With the records below as your source, retype each line exactly from the top down to the line that contains "8.57 | 0.0053 |", and include that line.

** Raw data follows **

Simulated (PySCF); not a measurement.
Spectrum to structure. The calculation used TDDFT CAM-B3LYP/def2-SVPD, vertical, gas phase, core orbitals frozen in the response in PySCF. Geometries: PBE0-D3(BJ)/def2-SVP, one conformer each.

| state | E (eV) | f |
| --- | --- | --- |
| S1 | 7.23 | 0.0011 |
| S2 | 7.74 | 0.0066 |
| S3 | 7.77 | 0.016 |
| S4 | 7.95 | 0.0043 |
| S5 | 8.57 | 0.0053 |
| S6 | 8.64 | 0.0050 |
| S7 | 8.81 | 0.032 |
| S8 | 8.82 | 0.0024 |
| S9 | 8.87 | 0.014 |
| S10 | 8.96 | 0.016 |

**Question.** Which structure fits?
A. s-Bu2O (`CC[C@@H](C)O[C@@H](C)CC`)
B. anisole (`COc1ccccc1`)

** End of Raw data **

▶ Task response
Simulated (PySCF); not a measurement.
Spectrum to structure. The calculation used TDDFT CAM-B3LYP/def2-SVPD, vertical, gas phase, core orbitals frozen in the response in PySCF. Geometries: PBE0-D3(BJ)/def2-SVP, one conformer each.

| state | E (eV) | f |
| --- | --- | --- |
| S1 | 7.23 | 0.0011 |
| S2 | 7.74 | 0.0066 |
| S3 | 7.77 | 0.016 |
| S4 | 7.95 | 0.0043 |
| S5 | 8.57 | 0.0053 |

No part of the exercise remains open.